◆ **Records provided**:
== Segment start ==
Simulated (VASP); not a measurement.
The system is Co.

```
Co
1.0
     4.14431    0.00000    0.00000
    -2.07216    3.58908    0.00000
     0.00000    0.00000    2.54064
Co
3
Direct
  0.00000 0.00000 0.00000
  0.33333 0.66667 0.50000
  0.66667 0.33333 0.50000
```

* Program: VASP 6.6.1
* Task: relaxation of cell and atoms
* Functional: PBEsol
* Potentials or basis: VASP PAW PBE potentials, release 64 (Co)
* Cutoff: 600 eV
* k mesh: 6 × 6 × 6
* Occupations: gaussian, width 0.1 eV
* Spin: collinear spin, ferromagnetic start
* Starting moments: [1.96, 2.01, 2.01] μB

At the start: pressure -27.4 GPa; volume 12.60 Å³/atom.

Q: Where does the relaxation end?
== Segment end ==

◆ **Assignment**:
Retype the material in full. Keep every character as it is.

◆ **Task output**:
Simulated (VASP); not a measurement.
The system is Co.

```
Co
1.0
     4.14431    0.00000    0.00000
    -2.07216    3.58908    0.00000
     0.00000    0.00000    2.54064
Co
3
Direct
  0.00000 0.00000 0.00000
  0.33333 0.66667 0.50000
  0.66667 0.33333 0.50000
```

* Program: VASP 6.6.1
* Task: relaxation of cell and atoms
* Functional: PBEsol
* Potentials or basis: VASP PAW PBE potentials, release 64 (Co)
* Cutoff: 600 eV
* k mesh: 6 × 6 × 6
* Occupations: gaussian, width 0.1 eV
* Spin: collinear spin, ferromagnetic start
* Starting moments: [1.96, 2.01, 2.01] μB

At the start: pressure -27.4 GPa; volume 12.60 Å³/atom.

Q: Where does the relaxation end?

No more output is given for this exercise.